### Data section
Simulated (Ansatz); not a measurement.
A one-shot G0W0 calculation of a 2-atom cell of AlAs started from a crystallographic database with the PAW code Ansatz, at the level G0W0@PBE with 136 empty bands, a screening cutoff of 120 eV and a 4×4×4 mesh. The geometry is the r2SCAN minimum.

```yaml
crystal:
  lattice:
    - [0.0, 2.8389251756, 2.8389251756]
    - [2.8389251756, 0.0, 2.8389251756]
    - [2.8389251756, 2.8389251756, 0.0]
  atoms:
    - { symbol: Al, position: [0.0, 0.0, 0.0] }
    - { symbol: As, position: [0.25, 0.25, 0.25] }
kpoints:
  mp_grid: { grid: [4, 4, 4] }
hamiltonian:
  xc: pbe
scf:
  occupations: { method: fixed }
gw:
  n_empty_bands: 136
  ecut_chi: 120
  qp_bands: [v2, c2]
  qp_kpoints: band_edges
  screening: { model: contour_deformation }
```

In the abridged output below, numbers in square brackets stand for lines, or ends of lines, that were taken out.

### Work instruction
Whole listing, every line: reproduce it exactly.

### Written answer
Simulated (Ansatz); not a measurement.
A one-shot G0W0 calculation of a 2-atom cell of AlAs started from a crystallographic database with the PAW code Ansatz, at the level G0W0@PBE with 136 empty bands, a screening cutoff of 120 eV and a 4×4×4 mesh. The geometry is the r2SCAN minimum.

```yaml
crystal:
  lattice:
    - [0.0, 2.8389251756, 2.8389251756]
    - [2.8389251756, 0.0, 2.8389251756]
    - [2.8389251756, 2.8389251756, 0.0]
  atoms:
    - { symbol: Al, position: [0.0, 0.0, 0.0] }
    - { symbol: As, position: [0.25, 0.25, 0.25] }
kpoints:
  mp_grid: { grid: [4, 4, 4] }
hamiltonian:
  xc: pbe
scf:
  occupations: { method: fixed }
gw:
  n_empty_bands: 136
  ecut_chi: 120
  qp_bands: [v2, c2]
  qp_kpoints: band_edges
  screening: { model: contour_deformation }
```

In the abridged output below, numbers in square brackets stand for lines, or ends of lines, that were taken out.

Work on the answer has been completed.